Assigned task: From the first line of the data below, copy each line up to the one containing "-109.60151 | -109.60297 |", and include that line too.

::::::::::
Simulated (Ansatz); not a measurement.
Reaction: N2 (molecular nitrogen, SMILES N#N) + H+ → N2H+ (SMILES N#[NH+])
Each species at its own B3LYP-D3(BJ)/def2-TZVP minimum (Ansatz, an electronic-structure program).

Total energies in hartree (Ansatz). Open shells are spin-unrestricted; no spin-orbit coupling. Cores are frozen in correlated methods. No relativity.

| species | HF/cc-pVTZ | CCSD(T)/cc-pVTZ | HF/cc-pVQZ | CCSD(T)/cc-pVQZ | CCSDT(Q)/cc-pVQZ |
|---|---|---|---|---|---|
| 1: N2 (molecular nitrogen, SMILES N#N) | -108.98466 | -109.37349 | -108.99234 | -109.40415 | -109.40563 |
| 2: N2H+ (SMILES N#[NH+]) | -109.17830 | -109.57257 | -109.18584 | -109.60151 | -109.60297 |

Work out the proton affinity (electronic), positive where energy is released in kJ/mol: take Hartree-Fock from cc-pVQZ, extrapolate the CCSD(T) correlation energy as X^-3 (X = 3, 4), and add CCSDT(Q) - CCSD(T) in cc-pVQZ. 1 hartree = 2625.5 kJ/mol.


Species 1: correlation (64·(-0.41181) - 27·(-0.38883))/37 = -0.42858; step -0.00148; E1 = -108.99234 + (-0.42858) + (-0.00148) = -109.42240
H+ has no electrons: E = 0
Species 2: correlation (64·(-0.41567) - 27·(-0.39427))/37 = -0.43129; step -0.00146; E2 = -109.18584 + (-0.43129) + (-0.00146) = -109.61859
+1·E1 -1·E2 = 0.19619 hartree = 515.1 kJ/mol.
::::::::::

Exercise answer:
Simulated (Ansatz); not a measurement.
Reaction: N2 (molecular nitrogen, SMILES N#N) + H+ → N2H+ (SMILES N#[NH+])
Each species at its own B3LYP-D3(BJ)/def2-TZVP minimum (Ansatz, an electronic-structure program).

Total energies in hartree (Ansatz). Open shells are spin-unrestricted; no spin-orbit coupling. Cores are frozen in correlated methods. No relativity.

| species | HF/cc-pVTZ | CCSD(T)/cc-pVTZ | HF/cc-pVQZ | CCSD(T)/cc-pVQZ | CCSDT(Q)/cc-pVQZ |
|---|---|---|---|---|---|
| 1: N2 (molecular nitrogen, SMILES N#N) | -108.98466 | -109.37349 | -108.99234 | -109.40415 | -109.40563 |
| 2: N2H+ (SMILES N#[NH+]) | -109.17830 | -109.57257 | -109.18584 | -109.60151 | -109.60297 |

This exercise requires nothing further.